*** Opening EXTRACTED ENTRIES ***

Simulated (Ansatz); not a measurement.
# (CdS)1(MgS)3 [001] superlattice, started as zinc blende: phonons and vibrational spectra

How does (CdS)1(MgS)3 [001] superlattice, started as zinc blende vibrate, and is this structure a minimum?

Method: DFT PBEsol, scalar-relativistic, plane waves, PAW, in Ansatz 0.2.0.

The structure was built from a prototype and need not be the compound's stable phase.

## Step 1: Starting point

*** Closing EXTRACTED ENTRIES ***

ASSIGNMENT:
Return every record in full, word for word.

SOLUTION:
Simulated (Ansatz); not a measurement.
# (CdS)1(MgS)3 [001] superlattice, started as zinc blende: phonons and vibrational spectra

How does (CdS)1(MgS)3 [001] superlattice, started as zinc blende vibrate, and is this structure a minimum?

Method: DFT PBEsol, scalar-relativistic, plane waves, PAW, in Ansatz 0.2.0.

The structure was built from a prototype and need not be the compound's stable phase.

## Step 1: Starting point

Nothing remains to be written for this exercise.